- Assigned task:
Up to and including the line with "The calculation used", please set down the entries below exactly, starting from the first line.

__________

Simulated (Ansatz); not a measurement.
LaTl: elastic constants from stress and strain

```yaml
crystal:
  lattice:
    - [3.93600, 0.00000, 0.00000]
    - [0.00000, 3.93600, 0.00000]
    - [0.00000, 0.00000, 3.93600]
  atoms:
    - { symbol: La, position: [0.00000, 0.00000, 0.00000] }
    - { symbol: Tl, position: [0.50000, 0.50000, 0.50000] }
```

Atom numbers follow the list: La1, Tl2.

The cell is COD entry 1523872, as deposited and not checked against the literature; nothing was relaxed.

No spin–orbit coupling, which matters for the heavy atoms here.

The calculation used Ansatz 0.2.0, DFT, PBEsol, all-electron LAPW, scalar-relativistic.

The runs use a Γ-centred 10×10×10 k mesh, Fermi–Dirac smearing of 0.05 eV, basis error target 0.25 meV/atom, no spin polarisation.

__________

- Written solution:
Simulated (Ansatz); not a measurement.
LaTl: elastic constants from stress and strain

```yaml
crystal:
  lattice:
    - [3.93600, 0.00000, 0.00000]
    - [0.00000, 3.93600, 0.00000]
    - [0.00000, 0.00000, 3.93600]
  atoms:
    - { symbol: La, position: [0.00000, 0.00000, 0.00000] }
    - { symbol: Tl, position: [0.50000, 0.50000, 0.50000] }
```

Atom numbers follow the list: La1, Tl2.

The cell is COD entry 1523872, as deposited and not checked against the literature; nothing was relaxed.

No spin–orbit coupling, which matters for the heavy atoms here.

The calculation used Ansatz 0.2.0, DFT, PBEsol, all-electron LAPW, scalar-relativistic.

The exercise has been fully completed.